● ● ● ●

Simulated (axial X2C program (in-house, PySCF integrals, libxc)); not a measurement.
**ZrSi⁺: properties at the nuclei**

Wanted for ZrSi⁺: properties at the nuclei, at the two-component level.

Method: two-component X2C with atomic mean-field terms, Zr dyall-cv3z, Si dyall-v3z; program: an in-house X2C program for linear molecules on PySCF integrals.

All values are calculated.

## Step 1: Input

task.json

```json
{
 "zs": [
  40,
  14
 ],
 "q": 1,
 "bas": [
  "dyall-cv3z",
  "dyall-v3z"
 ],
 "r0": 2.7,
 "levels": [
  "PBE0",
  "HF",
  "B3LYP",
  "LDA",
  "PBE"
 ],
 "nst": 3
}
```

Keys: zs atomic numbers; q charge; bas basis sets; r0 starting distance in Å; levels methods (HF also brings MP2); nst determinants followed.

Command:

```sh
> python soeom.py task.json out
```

● ● ● ●

## Assigned task
Set the entries down again exactly, beginning with their first line and ending with the line that contains "Wanted for ZrSi⁺: properties"; omit all other lines.

## Response
Simulated (axial X2C program (in-house, PySCF integrals, libxc)); not a measurement.
**ZrSi⁺: properties at the nuclei**

Wanted for ZrSi⁺: properties at the nuclei, at the two-component level.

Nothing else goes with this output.